# Work instruction
Each line of the data should be duplicated precisely.

Start of Supplied entries
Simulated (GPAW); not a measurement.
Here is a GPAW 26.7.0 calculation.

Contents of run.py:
End of Supplied entries

# Solution
Simulated (GPAW); not a measurement.
Here is a GPAW 26.7.0 calculation.

Contents of run.py:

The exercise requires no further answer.